WORK INSTRUCTION
Only the lines below, from the one with "0.91 | 0.014 |" through the one with "2.28 | 0.87 | – |", are to be written out, exactly.

++++++++++++++++++++
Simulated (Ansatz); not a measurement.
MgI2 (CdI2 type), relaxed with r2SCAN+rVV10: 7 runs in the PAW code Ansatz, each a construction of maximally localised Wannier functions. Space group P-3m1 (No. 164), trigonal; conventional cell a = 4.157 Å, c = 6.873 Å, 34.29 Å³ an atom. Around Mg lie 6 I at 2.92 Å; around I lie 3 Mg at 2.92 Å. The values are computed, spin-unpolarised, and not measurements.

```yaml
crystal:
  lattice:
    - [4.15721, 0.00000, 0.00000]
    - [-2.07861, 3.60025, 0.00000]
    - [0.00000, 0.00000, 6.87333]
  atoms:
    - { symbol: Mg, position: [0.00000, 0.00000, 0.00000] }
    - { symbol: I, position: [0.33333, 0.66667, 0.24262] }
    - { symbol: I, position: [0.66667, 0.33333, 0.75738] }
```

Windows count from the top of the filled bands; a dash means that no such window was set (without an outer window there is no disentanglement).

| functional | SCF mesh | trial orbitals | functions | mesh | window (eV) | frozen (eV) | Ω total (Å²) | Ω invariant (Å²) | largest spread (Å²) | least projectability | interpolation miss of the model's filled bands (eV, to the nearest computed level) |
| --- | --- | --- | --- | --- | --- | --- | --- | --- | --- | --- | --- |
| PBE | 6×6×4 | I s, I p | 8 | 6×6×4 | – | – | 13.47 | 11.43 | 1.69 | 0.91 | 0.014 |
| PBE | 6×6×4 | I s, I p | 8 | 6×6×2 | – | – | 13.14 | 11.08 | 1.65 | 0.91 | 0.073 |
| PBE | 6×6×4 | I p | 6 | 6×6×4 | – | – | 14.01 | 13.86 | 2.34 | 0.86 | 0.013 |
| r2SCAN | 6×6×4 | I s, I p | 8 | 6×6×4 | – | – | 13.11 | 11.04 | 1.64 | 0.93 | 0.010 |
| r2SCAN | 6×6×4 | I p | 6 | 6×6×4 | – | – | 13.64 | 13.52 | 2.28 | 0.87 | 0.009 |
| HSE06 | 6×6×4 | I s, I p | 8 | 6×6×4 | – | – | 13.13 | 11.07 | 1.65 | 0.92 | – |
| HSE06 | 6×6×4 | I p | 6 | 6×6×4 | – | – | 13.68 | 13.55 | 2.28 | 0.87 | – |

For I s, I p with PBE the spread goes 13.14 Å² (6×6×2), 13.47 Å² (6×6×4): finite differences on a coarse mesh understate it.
++++++++++++++++++++

YOUR RESPONSE
| PBE | 6×6×4 | I s, I p | 8 | 6×6×4 | – | – | 13.47 | 11.43 | 1.69 | 0.91 | 0.014 |
| PBE | 6×6×4 | I s, I p | 8 | 6×6×2 | – | – | 13.14 | 11.08 | 1.65 | 0.91 | 0.073 |
| PBE | 6×6×4 | I p | 6 | 6×6×4 | – | – | 14.01 | 13.86 | 2.34 | 0.86 | 0.013 |
| r2SCAN | 6×6×4 | I s, I p | 8 | 6×6×4 | – | – | 13.11 | 11.04 | 1.64 | 0.93 | 0.010 |
| r2SCAN | 6×6×4 | I p | 6 | 6×6×4 | – | – | 13.64 | 13.52 | 2.28 | 0.87 | 0.009 |
| HSE06 | 6×6×4 | I s, I p | 8 | 6×6×4 | – | – | 13.13 | 11.07 | 1.65 | 0.92 | – |
| HSE06 | 6×6×4 | I p | 6 | 6×6×4 | – | – | 13.68 | 13.55 | 2.28 | 0.87 | – |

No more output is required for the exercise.